Assignment:
Write out the data exactly from its first line onward, ending with the line in which "C. The dipole moment is 1.02 D." appears.

Supplied records:
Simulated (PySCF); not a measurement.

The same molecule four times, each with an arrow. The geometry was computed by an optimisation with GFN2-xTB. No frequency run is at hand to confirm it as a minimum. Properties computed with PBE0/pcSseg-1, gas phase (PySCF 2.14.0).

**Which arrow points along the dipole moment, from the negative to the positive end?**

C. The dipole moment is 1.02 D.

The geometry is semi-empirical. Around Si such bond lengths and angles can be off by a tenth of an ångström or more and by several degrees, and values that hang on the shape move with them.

Solution:
Simulated (PySCF); not a measurement.

The same molecule four times, each with an arrow. The geometry was computed by an optimisation with GFN2-xTB. No frequency run is at hand to confirm it as a minimum. Properties computed with PBE0/pcSseg-1, gas phase (PySCF 2.14.0).

**Which arrow points along the dipole moment, from the negative to the positive end?**

C. The dipole moment is 1.02 D.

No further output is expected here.